=== DATA ===
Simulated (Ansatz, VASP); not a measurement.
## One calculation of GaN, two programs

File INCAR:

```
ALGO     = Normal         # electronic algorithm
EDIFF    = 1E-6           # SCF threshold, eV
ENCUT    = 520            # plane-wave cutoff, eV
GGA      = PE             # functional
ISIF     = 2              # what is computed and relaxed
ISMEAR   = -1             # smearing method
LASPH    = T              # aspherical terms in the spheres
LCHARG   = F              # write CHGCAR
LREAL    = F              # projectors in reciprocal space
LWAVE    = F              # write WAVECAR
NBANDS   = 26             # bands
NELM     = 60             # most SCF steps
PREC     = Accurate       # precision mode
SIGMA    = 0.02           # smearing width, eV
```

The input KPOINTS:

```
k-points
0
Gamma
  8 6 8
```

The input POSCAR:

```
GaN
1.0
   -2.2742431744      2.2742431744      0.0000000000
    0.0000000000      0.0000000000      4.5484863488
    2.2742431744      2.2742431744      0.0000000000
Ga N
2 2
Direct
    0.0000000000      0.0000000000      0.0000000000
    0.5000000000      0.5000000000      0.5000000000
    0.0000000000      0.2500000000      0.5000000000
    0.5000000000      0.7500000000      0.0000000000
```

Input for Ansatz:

=== BRIEF ===
Please write out the whole of the material exactly.

=== RESPONSE AREA ===
Simulated (Ansatz, VASP); not a measurement.
## One calculation of GaN, two programs

File INCAR:

```
ALGO     = Normal         # electronic algorithm
EDIFF    = 1E-6           # SCF threshold, eV
ENCUT    = 520            # plane-wave cutoff, eV
GGA      = PE             # functional
ISIF     = 2              # what is computed and relaxed
ISMEAR   = -1             # smearing method
LASPH    = T              # aspherical terms in the spheres
LCHARG   = F              # write CHGCAR
LREAL    = F              # projectors in reciprocal space
LWAVE    = F              # write WAVECAR
NBANDS   = 26             # bands
NELM     = 60             # most SCF steps
PREC     = Accurate       # precision mode
SIGMA    = 0.02           # smearing width, eV
```

The input KPOINTS:

```
k-points
0
Gamma
  8 6 8
```

The input POSCAR:

```
GaN
1.0
   -2.2742431744      2.2742431744      0.0000000000
    0.0000000000      0.0000000000      4.5484863488
    2.2742431744      2.2742431744      0.0000000000
Ga N
2 2
Direct
    0.0000000000      0.0000000000      0.0000000000
    0.5000000000      0.5000000000      0.5000000000
    0.0000000000      0.2500000000      0.5000000000
    0.5000000000      0.7500000000      0.0000000000
```

Input for Ansatz:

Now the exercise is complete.